» **Activity**: The lines from the start of the data through the line with "18.61 | 84.53 |" are to be returned verbatim; all later lines are to be omitted.

» **Exercise data**:
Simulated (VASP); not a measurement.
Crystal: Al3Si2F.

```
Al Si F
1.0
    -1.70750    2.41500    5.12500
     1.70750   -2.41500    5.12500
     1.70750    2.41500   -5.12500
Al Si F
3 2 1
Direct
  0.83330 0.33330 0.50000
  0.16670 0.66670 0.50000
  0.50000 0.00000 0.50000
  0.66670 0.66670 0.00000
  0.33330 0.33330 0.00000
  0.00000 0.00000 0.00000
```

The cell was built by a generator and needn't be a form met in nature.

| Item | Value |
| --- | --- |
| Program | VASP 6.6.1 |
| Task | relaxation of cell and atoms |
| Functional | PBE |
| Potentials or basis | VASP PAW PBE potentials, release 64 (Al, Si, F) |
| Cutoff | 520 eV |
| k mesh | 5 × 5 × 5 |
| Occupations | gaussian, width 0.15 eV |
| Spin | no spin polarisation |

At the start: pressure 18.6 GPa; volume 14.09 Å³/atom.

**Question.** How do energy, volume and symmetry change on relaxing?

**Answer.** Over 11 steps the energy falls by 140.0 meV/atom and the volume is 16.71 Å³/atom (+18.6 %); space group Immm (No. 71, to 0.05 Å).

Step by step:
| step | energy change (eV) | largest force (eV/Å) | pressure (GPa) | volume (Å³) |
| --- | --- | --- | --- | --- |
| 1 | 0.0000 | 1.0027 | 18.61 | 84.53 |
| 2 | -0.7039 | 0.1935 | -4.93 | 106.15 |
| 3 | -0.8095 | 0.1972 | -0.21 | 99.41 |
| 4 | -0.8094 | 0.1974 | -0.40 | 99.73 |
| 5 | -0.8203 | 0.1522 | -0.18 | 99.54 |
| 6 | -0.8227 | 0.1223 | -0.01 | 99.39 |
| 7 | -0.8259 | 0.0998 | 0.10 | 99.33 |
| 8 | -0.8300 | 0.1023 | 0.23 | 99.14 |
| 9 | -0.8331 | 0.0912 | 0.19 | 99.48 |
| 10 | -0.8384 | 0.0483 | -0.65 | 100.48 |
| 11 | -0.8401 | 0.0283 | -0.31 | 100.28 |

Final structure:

» **Response box**:
Simulated (VASP); not a measurement.
Crystal: Al3Si2F.

```
Al Si F
1.0
    -1.70750    2.41500    5.12500
     1.70750   -2.41500    5.12500
     1.70750    2.41500   -5.12500
Al Si F
3 2 1
Direct
  0.83330 0.33330 0.50000
  0.16670 0.66670 0.50000
  0.50000 0.00000 0.50000
  0.66670 0.66670 0.00000
  0.33330 0.33330 0.00000
  0.00000 0.00000 0.00000
```

The cell was built by a generator and needn't be a form met in nature.

| Item | Value |
| --- | --- |
| Program | VASP 6.6.1 |
| Task | relaxation of cell and atoms |
| Functional | PBE |
| Potentials or basis | VASP PAW PBE potentials, release 64 (Al, Si, F) |
| Cutoff | 520 eV |
| k mesh | 5 × 5 × 5 |
| Occupations | gaussian, width 0.15 eV |
| Spin | no spin polarisation |

At the start: pressure 18.6 GPa; volume 14.09 Å³/atom.

**Question.** How do energy, volume and symmetry change on relaxing?

**Answer.** Over 11 steps the energy falls by 140.0 meV/atom and the volume is 16.71 Å³/atom (+18.6 %); space group Immm (No. 71, to 0.05 Å).

Step by step:
| step | energy change (eV) | largest force (eV/Å) | pressure (GPa) | volume (Å³) |
| --- | --- | --- | --- | --- |
| 1 | 0.0000 | 1.0027 | 18.61 | 84.53 |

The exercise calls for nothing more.